§ **Task item**
Line by line, copy all of the data exactly.

● ● ● ● ●
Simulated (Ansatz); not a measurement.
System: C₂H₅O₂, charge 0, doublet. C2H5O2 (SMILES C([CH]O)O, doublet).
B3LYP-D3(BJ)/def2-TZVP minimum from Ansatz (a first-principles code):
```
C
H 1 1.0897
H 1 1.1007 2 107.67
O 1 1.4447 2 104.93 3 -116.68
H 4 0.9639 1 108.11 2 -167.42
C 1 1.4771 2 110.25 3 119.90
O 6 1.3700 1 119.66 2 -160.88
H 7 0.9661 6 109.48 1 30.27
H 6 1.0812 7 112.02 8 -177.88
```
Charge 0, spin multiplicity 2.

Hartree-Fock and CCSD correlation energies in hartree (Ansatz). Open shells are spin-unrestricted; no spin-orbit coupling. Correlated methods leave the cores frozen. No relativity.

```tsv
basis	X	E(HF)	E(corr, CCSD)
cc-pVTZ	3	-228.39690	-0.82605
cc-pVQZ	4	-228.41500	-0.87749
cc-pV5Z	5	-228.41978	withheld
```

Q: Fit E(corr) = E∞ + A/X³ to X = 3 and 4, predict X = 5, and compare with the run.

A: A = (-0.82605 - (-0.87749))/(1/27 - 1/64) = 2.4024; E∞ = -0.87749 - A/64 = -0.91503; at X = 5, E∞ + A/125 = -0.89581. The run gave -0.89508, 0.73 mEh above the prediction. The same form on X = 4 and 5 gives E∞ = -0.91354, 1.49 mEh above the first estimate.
● ● ● ● ●

§ **Written reply**
Simulated (Ansatz); not a measurement.
System: C₂H₅O₂, charge 0, doublet. C2H5O2 (SMILES C([CH]O)O, doublet).
B3LYP-D3(BJ)/def2-TZVP minimum from Ansatz (a first-principles code):
```
C
H 1 1.0897
H 1 1.1007 2 107.67
O 1 1.4447 2 104.93 3 -116.68
H 4 0.9639 1 108.11 2 -167.42
C 1 1.4771 2 110.25 3 119.90
O 6 1.3700 1 119.66 2 -160.88
H 7 0.9661 6 109.48 1 30.27
H 6 1.0812 7 112.02 8 -177.88
```
Charge 0, spin multiplicity 2.

Hartree-Fock and CCSD correlation energies in hartree (Ansatz). Open shells are spin-unrestricted; no spin-orbit coupling. Correlated methods leave the cores frozen. No relativity.

```tsv
basis	X	E(HF)	E(corr, CCSD)
cc-pVTZ	3	-228.39690	-0.82605
cc-pVQZ	4	-228.41500	-0.87749
cc-pV5Z	5	-228.41978	withheld
```

Q: Fit E(corr) = E∞ + A/X³ to X = 3 and 4, predict X = 5, and compare with the run.

A: A = (-0.82605 - (-0.87749))/(1/27 - 1/64) = 2.4024; E∞ = -0.87749 - A/64 = -0.91503; at X = 5, E∞ + A/125 = -0.89581. The run gave -0.89508, 0.73 mEh above the prediction. The same form on X = 4 and 5 gives E∞ = -0.91354, 1.49 mEh above the first estimate.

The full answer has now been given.